> [Required action]: Each line of the material, from the first through the one containing "-0.768 eV |", is to be written out exactly.

> [Given records]:
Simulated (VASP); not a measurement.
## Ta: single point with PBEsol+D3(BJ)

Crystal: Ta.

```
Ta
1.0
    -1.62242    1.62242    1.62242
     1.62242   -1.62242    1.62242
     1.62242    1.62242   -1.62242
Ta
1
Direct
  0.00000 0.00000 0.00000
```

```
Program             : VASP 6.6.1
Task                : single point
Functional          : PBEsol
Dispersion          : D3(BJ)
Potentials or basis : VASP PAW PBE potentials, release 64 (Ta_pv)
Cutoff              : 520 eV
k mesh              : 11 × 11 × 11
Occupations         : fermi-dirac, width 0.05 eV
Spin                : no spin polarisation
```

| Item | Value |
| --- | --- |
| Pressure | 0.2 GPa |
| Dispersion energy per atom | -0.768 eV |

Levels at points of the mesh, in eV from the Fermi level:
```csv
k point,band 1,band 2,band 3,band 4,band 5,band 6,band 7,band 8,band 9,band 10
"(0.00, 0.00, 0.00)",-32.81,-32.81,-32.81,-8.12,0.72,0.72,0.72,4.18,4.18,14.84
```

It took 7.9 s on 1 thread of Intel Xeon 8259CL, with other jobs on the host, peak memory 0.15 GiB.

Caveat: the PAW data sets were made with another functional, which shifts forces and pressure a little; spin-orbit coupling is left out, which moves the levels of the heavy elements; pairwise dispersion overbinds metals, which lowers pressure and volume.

> [Exercise answer]:
Simulated (VASP); not a measurement.
## Ta: single point with PBEsol+D3(BJ)

Crystal: Ta.

```
Ta
1.0
    -1.62242    1.62242    1.62242
     1.62242   -1.62242    1.62242
     1.62242    1.62242   -1.62242
Ta
1
Direct
  0.00000 0.00000 0.00000
```

```
Program             : VASP 6.6.1
Task                : single point
Functional          : PBEsol
Dispersion          : D3(BJ)
Potentials or basis : VASP PAW PBE potentials, release 64 (Ta_pv)
Cutoff              : 520 eV
k mesh              : 11 × 11 × 11
Occupations         : fermi-dirac, width 0.05 eV
Spin                : no spin polarisation
```

| Item | Value |
| --- | --- |
| Pressure | 0.2 GPa |
| Dispersion energy per atom | -0.768 eV |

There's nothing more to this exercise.